───── Information shown ─────

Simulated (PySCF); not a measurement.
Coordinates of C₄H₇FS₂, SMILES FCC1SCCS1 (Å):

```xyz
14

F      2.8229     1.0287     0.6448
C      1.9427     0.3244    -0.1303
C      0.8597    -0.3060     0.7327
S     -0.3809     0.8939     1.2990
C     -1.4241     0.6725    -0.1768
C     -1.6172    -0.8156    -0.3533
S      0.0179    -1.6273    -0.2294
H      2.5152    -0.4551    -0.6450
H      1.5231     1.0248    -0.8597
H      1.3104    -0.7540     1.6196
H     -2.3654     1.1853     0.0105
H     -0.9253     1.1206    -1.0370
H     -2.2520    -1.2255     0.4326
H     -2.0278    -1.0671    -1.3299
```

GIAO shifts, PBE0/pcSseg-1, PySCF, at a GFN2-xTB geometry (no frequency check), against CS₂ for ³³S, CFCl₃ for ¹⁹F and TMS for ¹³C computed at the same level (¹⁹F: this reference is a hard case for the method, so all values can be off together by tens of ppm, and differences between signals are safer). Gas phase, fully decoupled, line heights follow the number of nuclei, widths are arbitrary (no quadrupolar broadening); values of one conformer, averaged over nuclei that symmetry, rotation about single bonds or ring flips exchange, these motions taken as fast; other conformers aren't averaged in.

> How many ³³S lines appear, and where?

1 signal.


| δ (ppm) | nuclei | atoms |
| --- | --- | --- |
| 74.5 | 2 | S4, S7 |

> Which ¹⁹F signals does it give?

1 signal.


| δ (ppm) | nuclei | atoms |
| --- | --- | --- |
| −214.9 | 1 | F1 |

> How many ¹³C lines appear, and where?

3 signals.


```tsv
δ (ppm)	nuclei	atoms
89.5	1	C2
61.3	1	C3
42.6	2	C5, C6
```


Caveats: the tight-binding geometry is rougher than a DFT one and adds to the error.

─────

• Work instruction:
Begin with the first line of the listing and copy exactly through the line that contains "2 | S4, S7 |", please, keeping both ends and leaving out everything after.

• Written solution:
Simulated (PySCF); not a measurement.
Coordinates of C₄H₇FS₂, SMILES FCC1SCCS1 (Å):

```xyz
14

F      2.8229     1.0287     0.6448
C      1.9427     0.3244    -0.1303
C      0.8597    -0.3060     0.7327
S     -0.3809     0.8939     1.2990
C     -1.4241     0.6725    -0.1768
C     -1.6172    -0.8156    -0.3533
S      0.0179    -1.6273    -0.2294
H      2.5152    -0.4551    -0.6450
H      1.5231     1.0248    -0.8597
H      1.3104    -0.7540     1.6196
H     -2.3654     1.1853     0.0105
H     -0.9253     1.1206    -1.0370
H     -2.2520    -1.2255     0.4326
H     -2.0278    -1.0671    -1.3299
```

GIAO shifts, PBE0/pcSseg-1, PySCF, at a GFN2-xTB geometry (no frequency check), against CS₂ for ³³S, CFCl₃ for ¹⁹F and TMS for ¹³C computed at the same level (¹⁹F: this reference is a hard case for the method, so all values can be off together by tens of ppm, and differences between signals are safer). Gas phase, fully decoupled, line heights follow the number of nuclei, widths are arbitrary (no quadrupolar broadening); values of one conformer, averaged over nuclei that symmetry, rotation about single bonds or ring flips exchange, these motions taken as fast; other conformers aren't averaged in.

> How many ³³S lines appear, and where?

1 signal.


| δ (ppm) | nuclei | atoms |
| --- | --- | --- |
| 74.5 | 2 | S4, S7 |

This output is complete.